**** Data for analysis ****
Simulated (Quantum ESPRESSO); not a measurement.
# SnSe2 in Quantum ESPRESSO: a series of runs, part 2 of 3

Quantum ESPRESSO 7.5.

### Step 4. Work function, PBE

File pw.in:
****

Every single record is to be set down again, unaltered.

Simulated (Quantum ESPRESSO); not a measurement.
# SnSe2 in Quantum ESPRESSO: a series of runs, part 2 of 3

Quantum ESPRESSO 7.5.

### Step 4. Work function, PBE

File pw.in:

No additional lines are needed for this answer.